** Work item **
Return only that part of the material below which starts with the line containing "Program: NWChem. Ions" and goes on through the line containing "Task: Order these", restated exactly.

** Dataset extract **
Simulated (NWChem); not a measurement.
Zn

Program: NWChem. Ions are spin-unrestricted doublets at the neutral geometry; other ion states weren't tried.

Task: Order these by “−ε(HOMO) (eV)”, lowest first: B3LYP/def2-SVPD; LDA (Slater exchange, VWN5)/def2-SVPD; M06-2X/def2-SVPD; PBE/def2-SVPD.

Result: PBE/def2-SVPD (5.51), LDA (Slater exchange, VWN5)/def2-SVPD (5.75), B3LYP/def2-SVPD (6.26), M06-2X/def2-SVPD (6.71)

** Written solution **
Program: NWChem. Ions are spin-unrestricted doublets at the neutral geometry; other ion states weren't tried.

Task: Order these by “−ε(HOMO) (eV)”, lowest first: B3LYP/def2-SVPD; LDA (Slater exchange, VWN5)/def2-SVPD; M06-2X/def2-SVPD; PBE/def2-SVPD.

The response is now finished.